> _Input data_:
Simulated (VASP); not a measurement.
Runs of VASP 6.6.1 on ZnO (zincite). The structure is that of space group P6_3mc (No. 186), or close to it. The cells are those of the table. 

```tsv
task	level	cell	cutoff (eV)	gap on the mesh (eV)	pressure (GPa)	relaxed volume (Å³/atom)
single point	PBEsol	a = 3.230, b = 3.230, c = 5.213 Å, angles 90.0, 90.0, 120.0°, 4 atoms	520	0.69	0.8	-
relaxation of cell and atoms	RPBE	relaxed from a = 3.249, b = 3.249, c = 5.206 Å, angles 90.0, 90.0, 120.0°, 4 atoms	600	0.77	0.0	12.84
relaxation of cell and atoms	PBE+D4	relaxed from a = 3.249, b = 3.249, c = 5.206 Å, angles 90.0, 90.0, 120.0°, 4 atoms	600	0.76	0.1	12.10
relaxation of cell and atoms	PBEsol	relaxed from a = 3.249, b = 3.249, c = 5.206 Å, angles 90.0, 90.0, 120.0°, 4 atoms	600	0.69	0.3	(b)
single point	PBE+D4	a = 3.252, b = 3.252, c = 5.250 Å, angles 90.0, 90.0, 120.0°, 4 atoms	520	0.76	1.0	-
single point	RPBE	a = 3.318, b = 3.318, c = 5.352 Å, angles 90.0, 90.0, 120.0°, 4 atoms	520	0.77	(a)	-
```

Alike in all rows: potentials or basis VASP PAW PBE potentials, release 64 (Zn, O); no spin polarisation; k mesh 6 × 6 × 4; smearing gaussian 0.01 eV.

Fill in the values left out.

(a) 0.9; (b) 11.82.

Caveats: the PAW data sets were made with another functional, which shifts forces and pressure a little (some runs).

> _Task item_: Only the lines from the one containing "Alike in all" through the one containing "(a) 0.9; (b) 11.82." are to be retyped, both boundary lines included, with no other material.

> _Solution_:
Alike in all rows: potentials or basis VASP PAW PBE potentials, release 64 (Zn, O); no spin polarisation; k mesh 6 × 6 × 4; smearing gaussian 0.01 eV.

Fill in the values left out.

(a) 0.9; (b) 11.82.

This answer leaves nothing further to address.